— Assignment —
Word for word, set down every line of the entries below from the line with "Charge: 1 mol" to the line with "These are equilibrium", including both, and no other line.

_ _ _ _

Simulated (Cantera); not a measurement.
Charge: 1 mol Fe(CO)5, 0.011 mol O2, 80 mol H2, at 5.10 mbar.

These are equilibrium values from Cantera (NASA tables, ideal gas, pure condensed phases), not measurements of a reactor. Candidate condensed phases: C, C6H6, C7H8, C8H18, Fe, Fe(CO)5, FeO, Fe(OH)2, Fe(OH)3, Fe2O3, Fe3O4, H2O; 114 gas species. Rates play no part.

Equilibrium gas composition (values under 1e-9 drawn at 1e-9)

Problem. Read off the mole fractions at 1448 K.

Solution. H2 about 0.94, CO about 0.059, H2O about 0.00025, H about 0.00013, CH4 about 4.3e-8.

_ _ _ _

— Task response —
Charge: 1 mol Fe(CO)5, 0.011 mol O2, 80 mol H2, at 5.10 mbar.

These are equilibrium values from Cantera (NASA tables, ideal gas, pure condensed phases), not measurements of a reactor. Candidate condensed phases: C, C6H6, C7H8, C8H18, Fe, Fe(CO)5, FeO, Fe(OH)2, Fe(OH)3, Fe2O3, Fe3O4, H2O; 114 gas species. Rates play no part.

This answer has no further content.